For this exercise, please reproduce the records below word for word, from the first line through the line with "less VASP |".

BEGIN RECORDS PROVIDED

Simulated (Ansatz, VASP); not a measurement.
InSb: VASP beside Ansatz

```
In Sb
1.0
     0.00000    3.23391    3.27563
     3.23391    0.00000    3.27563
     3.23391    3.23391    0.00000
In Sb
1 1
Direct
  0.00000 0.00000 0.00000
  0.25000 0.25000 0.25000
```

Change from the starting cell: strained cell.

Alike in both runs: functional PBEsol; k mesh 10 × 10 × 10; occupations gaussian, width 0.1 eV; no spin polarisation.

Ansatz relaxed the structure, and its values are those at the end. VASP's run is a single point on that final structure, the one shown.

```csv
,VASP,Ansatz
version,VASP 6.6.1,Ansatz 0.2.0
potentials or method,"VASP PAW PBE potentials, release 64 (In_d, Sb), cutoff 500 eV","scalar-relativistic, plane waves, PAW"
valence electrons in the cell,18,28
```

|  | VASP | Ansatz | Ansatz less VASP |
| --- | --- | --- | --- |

END RECORDS PROVIDED

EXERCISE SOLUTION »
Simulated (Ansatz, VASP); not a measurement.
InSb: VASP beside Ansatz

```
In Sb
1.0
     0.00000    3.23391    3.27563
     3.23391    0.00000    3.27563
     3.23391    3.23391    0.00000
In Sb
1 1
Direct
  0.00000 0.00000 0.00000
  0.25000 0.25000 0.25000
```

Change from the starting cell: strained cell.

Alike in both runs: functional PBEsol; k mesh 10 × 10 × 10; occupations gaussian, width 0.1 eV; no spin polarisation.

Ansatz relaxed the structure, and its values are those at the end. VASP's run is a single point on that final structure, the one shown.

```csv
,VASP,Ansatz
version,VASP 6.6.1,Ansatz 0.2.0
potentials or method,"VASP PAW PBE potentials, release 64 (In_d, Sb), cutoff 500 eV","scalar-relativistic, plane waves, PAW"
valence electrons in the cell,18,28
```

|  | VASP | Ansatz | Ansatz less VASP |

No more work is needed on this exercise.